Work instruction
In full and word for word, print the data below.

START Dataset extract

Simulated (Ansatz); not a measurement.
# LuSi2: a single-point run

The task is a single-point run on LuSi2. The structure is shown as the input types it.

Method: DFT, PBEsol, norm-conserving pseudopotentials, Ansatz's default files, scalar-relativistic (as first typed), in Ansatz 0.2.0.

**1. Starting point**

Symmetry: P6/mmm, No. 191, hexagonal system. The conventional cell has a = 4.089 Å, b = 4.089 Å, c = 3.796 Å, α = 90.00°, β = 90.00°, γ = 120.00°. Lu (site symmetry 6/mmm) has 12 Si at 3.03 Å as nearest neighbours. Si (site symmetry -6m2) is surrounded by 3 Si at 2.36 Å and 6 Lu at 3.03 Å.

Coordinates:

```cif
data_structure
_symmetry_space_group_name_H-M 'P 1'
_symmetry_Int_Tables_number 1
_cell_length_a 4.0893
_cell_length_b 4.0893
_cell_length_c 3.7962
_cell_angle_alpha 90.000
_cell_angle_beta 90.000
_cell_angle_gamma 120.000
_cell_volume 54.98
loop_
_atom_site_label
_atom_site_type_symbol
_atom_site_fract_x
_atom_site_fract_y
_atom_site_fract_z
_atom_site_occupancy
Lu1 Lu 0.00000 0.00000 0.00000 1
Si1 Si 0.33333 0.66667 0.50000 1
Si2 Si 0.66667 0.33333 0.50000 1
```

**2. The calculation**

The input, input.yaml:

END Dataset extract

Exercise output
Simulated (Ansatz); not a measurement.
# LuSi2: a single-point run

The task is a single-point run on LuSi2. The structure is shown as the input types it.

Method: DFT, PBEsol, norm-conserving pseudopotentials, Ansatz's default files, scalar-relativistic (as first typed), in Ansatz 0.2.0.

**1. Starting point**

Symmetry: P6/mmm, No. 191, hexagonal system. The conventional cell has a = 4.089 Å, b = 4.089 Å, c = 3.796 Å, α = 90.00°, β = 90.00°, γ = 120.00°. Lu (site symmetry 6/mmm) has 12 Si at 3.03 Å as nearest neighbours. Si (site symmetry -6m2) is surrounded by 3 Si at 2.36 Å and 6 Lu at 3.03 Å.

Coordinates:

```cif
data_structure
_symmetry_space_group_name_H-M 'P 1'
_symmetry_Int_Tables_number 1
_cell_length_a 4.0893
_cell_length_b 4.0893
_cell_length_c 3.7962
_cell_angle_alpha 90.000
_cell_angle_beta 90.000
_cell_angle_gamma 120.000
_cell_volume 54.98
loop_
_atom_site_label
_atom_site_type_symbol
_atom_site_fract_x
_atom_site_fract_y
_atom_site_fract_z
_atom_site_occupancy
Lu1 Lu 0.00000 0.00000 0.00000 1
Si1 Si 0.33333 0.66667 0.50000 1
Si2 Si 0.66667 0.33333 0.50000 1
```

**2. The calculation**

The input, input.yaml:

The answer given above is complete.